Work task: Word for word, restate the entries below from their first line through the line that contains "Charge 0 and".

==========

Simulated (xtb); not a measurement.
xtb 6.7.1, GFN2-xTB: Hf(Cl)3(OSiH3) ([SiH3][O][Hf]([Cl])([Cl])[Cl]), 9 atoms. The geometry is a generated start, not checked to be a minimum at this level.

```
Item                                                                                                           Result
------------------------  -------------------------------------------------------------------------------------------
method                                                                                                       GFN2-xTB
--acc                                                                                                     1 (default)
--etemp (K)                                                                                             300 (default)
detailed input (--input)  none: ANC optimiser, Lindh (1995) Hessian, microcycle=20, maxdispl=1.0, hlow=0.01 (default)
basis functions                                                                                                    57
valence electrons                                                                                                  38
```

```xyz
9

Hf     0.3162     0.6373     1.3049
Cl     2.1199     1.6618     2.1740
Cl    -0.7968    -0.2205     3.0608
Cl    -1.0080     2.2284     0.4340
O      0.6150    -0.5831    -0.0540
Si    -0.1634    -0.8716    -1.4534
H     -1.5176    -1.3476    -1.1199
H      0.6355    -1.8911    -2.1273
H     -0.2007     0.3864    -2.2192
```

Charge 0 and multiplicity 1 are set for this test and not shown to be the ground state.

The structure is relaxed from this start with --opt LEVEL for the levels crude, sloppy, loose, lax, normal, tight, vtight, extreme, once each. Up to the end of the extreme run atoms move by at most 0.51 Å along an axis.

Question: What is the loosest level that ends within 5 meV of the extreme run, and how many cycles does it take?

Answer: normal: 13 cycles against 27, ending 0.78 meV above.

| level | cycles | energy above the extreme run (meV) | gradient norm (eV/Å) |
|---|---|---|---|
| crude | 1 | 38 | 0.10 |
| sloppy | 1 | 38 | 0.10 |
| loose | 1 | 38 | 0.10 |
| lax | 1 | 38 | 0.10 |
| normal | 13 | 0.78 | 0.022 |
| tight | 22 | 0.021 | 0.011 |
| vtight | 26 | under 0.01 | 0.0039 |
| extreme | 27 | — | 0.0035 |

==========

Answer box:
Simulated (xtb); not a measurement.
xtb 6.7.1, GFN2-xTB: Hf(Cl)3(OSiH3) ([SiH3][O][Hf]([Cl])([Cl])[Cl]), 9 atoms. The geometry is a generated start, not checked to be a minimum at this level.

```
Item                                                                                                           Result
------------------------  -------------------------------------------------------------------------------------------
method                                                                                                       GFN2-xTB
--acc                                                                                                     1 (default)
--etemp (K)                                                                                             300 (default)
detailed input (--input)  none: ANC optimiser, Lindh (1995) Hessian, microcycle=20, maxdispl=1.0, hlow=0.01 (default)
basis functions                                                                                                    57
valence electrons                                                                                                  38
```

```xyz
9

Hf     0.3162     0.6373     1.3049
Cl     2.1199     1.6618     2.1740
Cl    -0.7968    -0.2205     3.0608
Cl    -1.0080     2.2284     0.4340
O      0.6150    -0.5831    -0.0540
Si    -0.1634    -0.8716    -1.4534
H     -1.5176    -1.3476    -1.1199
H      0.6355    -1.8911    -2.1273
H     -0.2007     0.3864    -2.2192
```

Charge 0 and multiplicity 1 are set for this test and not shown to be the ground state.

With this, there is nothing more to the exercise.